◇ ◇ ◇ ◇
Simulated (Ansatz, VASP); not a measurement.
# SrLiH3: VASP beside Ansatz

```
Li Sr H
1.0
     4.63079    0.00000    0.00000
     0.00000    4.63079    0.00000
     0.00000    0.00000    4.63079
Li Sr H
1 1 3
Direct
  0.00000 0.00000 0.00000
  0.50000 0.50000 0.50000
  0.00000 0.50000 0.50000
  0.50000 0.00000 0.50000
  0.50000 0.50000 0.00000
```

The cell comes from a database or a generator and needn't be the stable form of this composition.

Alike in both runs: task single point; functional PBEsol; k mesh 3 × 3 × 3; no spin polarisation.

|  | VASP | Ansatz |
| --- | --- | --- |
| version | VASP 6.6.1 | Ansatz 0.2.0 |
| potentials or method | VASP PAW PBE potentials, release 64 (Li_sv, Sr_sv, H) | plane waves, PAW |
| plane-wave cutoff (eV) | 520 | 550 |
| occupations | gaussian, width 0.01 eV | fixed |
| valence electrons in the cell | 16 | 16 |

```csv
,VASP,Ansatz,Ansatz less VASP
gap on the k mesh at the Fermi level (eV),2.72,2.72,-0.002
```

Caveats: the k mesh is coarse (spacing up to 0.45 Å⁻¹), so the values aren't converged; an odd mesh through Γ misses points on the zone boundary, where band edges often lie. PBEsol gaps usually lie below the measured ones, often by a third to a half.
◇ ◇ ◇ ◇

Assignment: Within the data above, the lines from the one with "Alike in both" to the one with "520 | 550 |" must be repeated exactly; no other line belongs in the answer.

Problem solution:
Alike in both runs: task single point; functional PBEsol; k mesh 3 × 3 × 3; no spin polarisation.

|  | VASP | Ansatz |
| --- | --- | --- |
| version | VASP 6.6.1 | Ansatz 0.2.0 |
| potentials or method | VASP PAW PBE potentials, release 64 (Li_sv, Sr_sv, H) | plane waves, PAW |
| plane-wave cutoff (eV) | 520 | 550 |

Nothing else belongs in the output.